Brief - Exactly the lines starting at the line containing "atoms, charge +1**" and ending at the line containing "Nearest atoms after" are to be written out from the listing below, both included.

== Segment start ==

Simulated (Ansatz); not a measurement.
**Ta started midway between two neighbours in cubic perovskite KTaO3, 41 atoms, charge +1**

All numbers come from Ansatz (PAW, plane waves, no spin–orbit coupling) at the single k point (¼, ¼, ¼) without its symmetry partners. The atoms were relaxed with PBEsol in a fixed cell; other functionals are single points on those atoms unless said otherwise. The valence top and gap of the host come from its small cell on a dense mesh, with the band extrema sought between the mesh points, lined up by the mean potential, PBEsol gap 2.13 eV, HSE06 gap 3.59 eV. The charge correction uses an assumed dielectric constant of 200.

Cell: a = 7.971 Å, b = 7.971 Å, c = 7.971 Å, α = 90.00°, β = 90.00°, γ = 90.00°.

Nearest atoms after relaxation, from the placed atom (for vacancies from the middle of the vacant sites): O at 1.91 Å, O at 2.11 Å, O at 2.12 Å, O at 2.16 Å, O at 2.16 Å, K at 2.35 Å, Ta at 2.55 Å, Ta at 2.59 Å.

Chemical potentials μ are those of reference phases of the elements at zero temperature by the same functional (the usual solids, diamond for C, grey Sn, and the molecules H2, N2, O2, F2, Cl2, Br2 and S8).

== Segment end ==

Your response -
**Ta started midway between two neighbours in cubic perovskite KTaO3, 41 atoms, charge +1**

All numbers come from Ansatz (PAW, plane waves, no spin–orbit coupling) at the single k point (¼, ¼, ¼) without its symmetry partners. The atoms were relaxed with PBEsol in a fixed cell; other functionals are single points on those atoms unless said otherwise. The valence top and gap of the host come from its small cell on a dense mesh, with the band extrema sought between the mesh points, lined up by the mean potential, PBEsol gap 2.13 eV, HSE06 gap 3.59 eV. The charge correction uses an assumed dielectric constant of 200.

Cell: a = 7.971 Å, b = 7.971 Å, c = 7.971 Å, α = 90.00°, β = 90.00°, γ = 90.00°.

Nearest atoms after relaxation, from the placed atom (for vacancies from the middle of the vacant sites): O at 1.91 Å, O at 2.11 Å, O at 2.12 Å, O at 2.16 Å, O at 2.16 Å, K at 2.35 Å, Ta at 2.55 Å, Ta at 2.59 Å.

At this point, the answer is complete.